> _Assignment_
Would you return, word for word, the lines of the data below from the line with "Stress tensor (GPa, compression" through the line with "2.74 | 3.38 |", and no others?

> _Supplied information_
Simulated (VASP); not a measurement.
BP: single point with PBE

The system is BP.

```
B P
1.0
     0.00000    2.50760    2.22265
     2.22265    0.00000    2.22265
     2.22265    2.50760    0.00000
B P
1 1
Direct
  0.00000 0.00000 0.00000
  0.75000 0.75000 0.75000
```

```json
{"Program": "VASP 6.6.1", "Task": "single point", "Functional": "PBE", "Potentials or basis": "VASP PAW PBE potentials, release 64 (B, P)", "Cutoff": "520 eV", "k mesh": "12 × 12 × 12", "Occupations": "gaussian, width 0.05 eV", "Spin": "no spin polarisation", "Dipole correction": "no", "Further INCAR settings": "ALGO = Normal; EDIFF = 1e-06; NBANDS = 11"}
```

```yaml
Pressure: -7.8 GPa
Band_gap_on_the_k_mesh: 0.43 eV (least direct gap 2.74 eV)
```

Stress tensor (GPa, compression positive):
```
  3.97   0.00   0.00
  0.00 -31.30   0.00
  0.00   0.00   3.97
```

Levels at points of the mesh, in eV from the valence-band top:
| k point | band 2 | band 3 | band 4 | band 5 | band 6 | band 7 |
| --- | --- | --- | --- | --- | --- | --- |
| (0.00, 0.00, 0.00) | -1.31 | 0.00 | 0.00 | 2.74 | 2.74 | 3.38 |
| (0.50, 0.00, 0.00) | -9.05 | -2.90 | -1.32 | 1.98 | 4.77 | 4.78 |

> _Reply_
Stress tensor (GPa, compression positive):
```
  3.97   0.00   0.00
  0.00 -31.30   0.00
  0.00   0.00   3.97
```

Levels at points of the mesh, in eV from the valence-band top:
| k point | band 2 | band 3 | band 4 | band 5 | band 6 | band 7 |
| --- | --- | --- | --- | --- | --- | --- |
| (0.00, 0.00, 0.00) | -1.31 | 0.00 | 0.00 | 2.74 | 2.74 | 3.38 |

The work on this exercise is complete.